## Given data
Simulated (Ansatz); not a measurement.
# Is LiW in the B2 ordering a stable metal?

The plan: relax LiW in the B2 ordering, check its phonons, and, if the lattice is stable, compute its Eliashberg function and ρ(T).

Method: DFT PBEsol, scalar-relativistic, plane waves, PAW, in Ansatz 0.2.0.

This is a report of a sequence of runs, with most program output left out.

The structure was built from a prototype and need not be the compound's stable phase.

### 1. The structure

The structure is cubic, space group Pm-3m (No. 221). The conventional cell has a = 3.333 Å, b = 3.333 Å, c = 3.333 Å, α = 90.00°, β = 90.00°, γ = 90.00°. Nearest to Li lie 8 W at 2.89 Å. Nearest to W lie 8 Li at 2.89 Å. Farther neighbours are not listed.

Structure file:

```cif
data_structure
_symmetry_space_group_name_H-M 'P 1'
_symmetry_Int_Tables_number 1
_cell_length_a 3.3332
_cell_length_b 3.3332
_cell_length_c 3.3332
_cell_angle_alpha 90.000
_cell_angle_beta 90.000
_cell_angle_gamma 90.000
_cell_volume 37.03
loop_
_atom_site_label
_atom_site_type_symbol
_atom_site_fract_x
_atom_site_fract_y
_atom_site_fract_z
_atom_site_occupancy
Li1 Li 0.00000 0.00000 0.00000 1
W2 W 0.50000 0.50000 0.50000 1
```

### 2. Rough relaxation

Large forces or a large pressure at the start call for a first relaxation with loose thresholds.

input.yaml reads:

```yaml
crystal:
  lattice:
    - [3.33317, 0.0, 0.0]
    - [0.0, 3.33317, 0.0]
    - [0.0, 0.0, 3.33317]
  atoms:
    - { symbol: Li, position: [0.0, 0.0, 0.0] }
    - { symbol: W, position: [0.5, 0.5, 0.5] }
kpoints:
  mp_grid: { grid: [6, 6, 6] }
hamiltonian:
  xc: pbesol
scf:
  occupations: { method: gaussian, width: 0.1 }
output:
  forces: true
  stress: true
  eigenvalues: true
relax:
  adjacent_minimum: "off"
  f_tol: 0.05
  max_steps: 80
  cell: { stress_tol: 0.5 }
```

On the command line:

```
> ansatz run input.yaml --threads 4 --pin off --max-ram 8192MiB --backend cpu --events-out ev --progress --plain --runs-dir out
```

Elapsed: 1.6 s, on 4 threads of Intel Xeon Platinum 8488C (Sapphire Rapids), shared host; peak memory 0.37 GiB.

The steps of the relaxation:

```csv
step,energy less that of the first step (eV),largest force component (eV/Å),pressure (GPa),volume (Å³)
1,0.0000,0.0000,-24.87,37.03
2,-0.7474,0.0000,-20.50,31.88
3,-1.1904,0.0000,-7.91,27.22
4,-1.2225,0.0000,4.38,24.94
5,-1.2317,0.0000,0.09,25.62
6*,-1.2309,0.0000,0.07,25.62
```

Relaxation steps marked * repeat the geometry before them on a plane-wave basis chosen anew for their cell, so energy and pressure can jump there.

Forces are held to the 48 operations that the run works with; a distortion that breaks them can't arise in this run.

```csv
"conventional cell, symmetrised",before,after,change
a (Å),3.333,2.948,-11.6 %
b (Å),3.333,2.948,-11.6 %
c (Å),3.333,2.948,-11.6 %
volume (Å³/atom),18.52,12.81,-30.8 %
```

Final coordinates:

## Assignment
Please write out the material word for word from its first line through the line holding "### 1. The structure", including both, and no line past it.

## Exercise output
Simulated (Ansatz); not a measurement.
# Is LiW in the B2 ordering a stable metal?

The plan: relax LiW in the B2 ordering, check its phonons, and, if the lattice is stable, compute its Eliashberg function and ρ(T).

Method: DFT PBEsol, scalar-relativistic, plane waves, PAW, in Ansatz 0.2.0.

This is a report of a sequence of runs, with most program output left out.

The structure was built from a prototype and need not be the compound's stable phase.

### 1. The structure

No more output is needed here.